Work order ::
Only an exact retyping of all the entries counts as an answer.

>>>>

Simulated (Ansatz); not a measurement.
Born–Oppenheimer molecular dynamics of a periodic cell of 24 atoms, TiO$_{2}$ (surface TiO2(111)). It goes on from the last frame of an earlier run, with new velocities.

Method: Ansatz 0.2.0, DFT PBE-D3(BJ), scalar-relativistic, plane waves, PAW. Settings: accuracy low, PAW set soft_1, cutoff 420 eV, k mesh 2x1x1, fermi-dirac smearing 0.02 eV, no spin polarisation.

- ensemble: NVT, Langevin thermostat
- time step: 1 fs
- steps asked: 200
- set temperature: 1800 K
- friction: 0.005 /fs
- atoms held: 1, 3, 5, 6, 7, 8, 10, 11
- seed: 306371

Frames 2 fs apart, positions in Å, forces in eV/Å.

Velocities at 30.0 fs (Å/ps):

<<<<

Your solution ::
Simulated (Ansatz); not a measurement.
Born–Oppenheimer molecular dynamics of a periodic cell of 24 atoms, TiO$_{2}$ (surface TiO2(111)). It goes on from the last frame of an earlier run, with new velocities.

Method: Ansatz 0.2.0, DFT PBE-D3(BJ), scalar-relativistic, plane waves, PAW. Settings: accuracy low, PAW set soft_1, cutoff 420 eV, k mesh 2x1x1, fermi-dirac smearing 0.02 eV, no spin polarisation.

- ensemble: NVT, Langevin thermostat
- time step: 1 fs
- steps asked: 200
- set temperature: 1800 K
- friction: 0.005 /fs
- atoms held: 1, 3, 5, 6, 7, 8, 10, 11
- seed: 306371

Frames 2 fs apart, positions in Å, forces in eV/Å.

Velocities at 30.0 fs (Å/ps):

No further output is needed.